## [Listed records]
....
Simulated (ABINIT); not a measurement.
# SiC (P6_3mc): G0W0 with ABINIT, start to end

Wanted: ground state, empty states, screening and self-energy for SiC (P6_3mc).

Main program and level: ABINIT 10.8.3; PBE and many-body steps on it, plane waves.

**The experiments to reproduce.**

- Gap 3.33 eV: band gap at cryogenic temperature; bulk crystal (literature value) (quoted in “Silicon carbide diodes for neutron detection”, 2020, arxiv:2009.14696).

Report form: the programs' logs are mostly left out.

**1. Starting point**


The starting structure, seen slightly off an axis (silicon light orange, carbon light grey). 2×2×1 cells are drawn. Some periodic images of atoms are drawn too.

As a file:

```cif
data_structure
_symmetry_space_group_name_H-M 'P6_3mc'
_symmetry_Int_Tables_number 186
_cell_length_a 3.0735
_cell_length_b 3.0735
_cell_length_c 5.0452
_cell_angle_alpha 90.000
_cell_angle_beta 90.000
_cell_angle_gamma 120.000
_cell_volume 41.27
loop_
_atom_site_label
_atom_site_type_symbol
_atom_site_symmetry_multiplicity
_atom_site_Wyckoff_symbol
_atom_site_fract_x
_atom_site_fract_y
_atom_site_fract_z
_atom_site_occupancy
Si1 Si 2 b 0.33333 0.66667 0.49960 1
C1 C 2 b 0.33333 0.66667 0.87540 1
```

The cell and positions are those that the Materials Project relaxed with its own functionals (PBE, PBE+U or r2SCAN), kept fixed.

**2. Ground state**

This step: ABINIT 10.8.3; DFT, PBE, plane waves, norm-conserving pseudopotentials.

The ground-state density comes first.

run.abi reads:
....

## [Work task]
Reproducing the whole listing above is not the task. Copy exactly only the lines from the one with "Report form: the" to the one with "The ground-state density comes first.", both kept.

## [Problem solution]
Report form: the programs' logs are mostly left out.

**1. Starting point**


The starting structure, seen slightly off an axis (silicon light orange, carbon light grey). 2×2×1 cells are drawn. Some periodic images of atoms are drawn too.

As a file:

```cif
data_structure
_symmetry_space_group_name_H-M 'P6_3mc'
_symmetry_Int_Tables_number 186
_cell_length_a 3.0735
_cell_length_b 3.0735
_cell_length_c 5.0452
_cell_angle_alpha 90.000
_cell_angle_beta 90.000
_cell_angle_gamma 120.000
_cell_volume 41.27
loop_
_atom_site_label
_atom_site_type_symbol
_atom_site_symmetry_multiplicity
_atom_site_Wyckoff_symbol
_atom_site_fract_x
_atom_site_fract_y
_atom_site_fract_z
_atom_site_occupancy
Si1 Si 2 b 0.33333 0.66667 0.49960 1
C1 C 2 b 0.33333 0.66667 0.87540 1
```

The cell and positions are those that the Materials Project relaxed with its own functionals (PBE, PBE+U or r2SCAN), kept fixed.

**2. Ground state**

This step: ABINIT 10.8.3; DFT, PBE, plane waves, norm-conserving pseudopotentials.

The ground-state density comes first.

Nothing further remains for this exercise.